::: Extracted entries :::

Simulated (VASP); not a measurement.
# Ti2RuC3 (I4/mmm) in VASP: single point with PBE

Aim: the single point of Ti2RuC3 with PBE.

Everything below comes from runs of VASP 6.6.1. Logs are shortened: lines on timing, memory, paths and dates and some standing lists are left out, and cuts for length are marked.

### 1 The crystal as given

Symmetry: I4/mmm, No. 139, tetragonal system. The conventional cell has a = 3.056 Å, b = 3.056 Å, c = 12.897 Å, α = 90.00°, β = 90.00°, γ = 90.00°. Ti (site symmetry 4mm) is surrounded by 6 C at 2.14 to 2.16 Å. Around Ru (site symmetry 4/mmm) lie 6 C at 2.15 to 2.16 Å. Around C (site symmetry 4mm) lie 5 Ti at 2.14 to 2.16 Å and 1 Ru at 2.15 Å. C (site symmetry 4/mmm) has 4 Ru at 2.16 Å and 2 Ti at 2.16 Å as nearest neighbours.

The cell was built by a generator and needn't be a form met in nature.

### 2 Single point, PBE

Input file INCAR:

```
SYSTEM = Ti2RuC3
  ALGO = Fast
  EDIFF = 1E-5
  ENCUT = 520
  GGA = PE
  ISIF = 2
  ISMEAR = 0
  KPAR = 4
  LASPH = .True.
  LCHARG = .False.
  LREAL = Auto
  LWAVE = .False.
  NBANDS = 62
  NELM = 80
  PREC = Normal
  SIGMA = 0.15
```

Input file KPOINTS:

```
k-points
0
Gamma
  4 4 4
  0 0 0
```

:::

**Work task:** Go through the records and output them all, word for word.

**Task answer:**
Simulated (VASP); not a measurement.
# Ti2RuC3 (I4/mmm) in VASP: single point with PBE

Aim: the single point of Ti2RuC3 with PBE.

Everything below comes from runs of VASP 6.6.1. Logs are shortened: lines on timing, memory, paths and dates and some standing lists are left out, and cuts for length are marked.

### 1 The crystal as given

Symmetry: I4/mmm, No. 139, tetragonal system. The conventional cell has a = 3.056 Å, b = 3.056 Å, c = 12.897 Å, α = 90.00°, β = 90.00°, γ = 90.00°. Ti (site symmetry 4mm) is surrounded by 6 C at 2.14 to 2.16 Å. Around Ru (site symmetry 4/mmm) lie 6 C at 2.15 to 2.16 Å. Around C (site symmetry 4mm) lie 5 Ti at 2.14 to 2.16 Å and 1 Ru at 2.15 Å. C (site symmetry 4/mmm) has 4 Ru at 2.16 Å and 2 Ti at 2.16 Å as nearest neighbours.

The cell was built by a generator and needn't be a form met in nature.

### 2 Single point, PBE

Input file INCAR:

```
SYSTEM = Ti2RuC3
  ALGO = Fast
  EDIFF = 1E-5
  ENCUT = 520
  GGA = PE
  ISIF = 2
  ISMEAR = 0
  KPAR = 4
  LASPH = .True.
  LCHARG = .False.
  LREAL = Auto
  LWAVE = .False.
  NBANDS = 62
  NELM = 80
  PREC = Normal
  SIGMA = 0.15
```

Input file KPOINTS:

```
k-points
0
Gamma
  4 4 4
  0 0 0
```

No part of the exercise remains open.